---------- EXCERPTED RECORDS ----------

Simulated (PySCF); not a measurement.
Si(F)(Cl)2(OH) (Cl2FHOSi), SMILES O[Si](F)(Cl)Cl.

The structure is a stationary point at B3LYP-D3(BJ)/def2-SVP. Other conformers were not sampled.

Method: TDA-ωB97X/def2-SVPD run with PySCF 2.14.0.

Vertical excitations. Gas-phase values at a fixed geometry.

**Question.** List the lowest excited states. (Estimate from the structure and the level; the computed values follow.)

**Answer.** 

----------

Only the lines above from the line with "Si(F)(Cl)2(OH) (Cl2FHOSi), SMILES" to the line with "computed values follow.)", those two lines included, should be reproduced exactly.

Si(F)(Cl)2(OH) (Cl2FHOSi), SMILES O[Si](F)(Cl)Cl.

The structure is a stationary point at B3LYP-D3(BJ)/def2-SVP. Other conformers were not sampled.

Method: TDA-ωB97X/def2-SVPD run with PySCF 2.14.0.

Vertical excitations. Gas-phase values at a fixed geometry.

**Question.** List the lowest excited states. (Estimate from the structure and the level; the computed values follow.)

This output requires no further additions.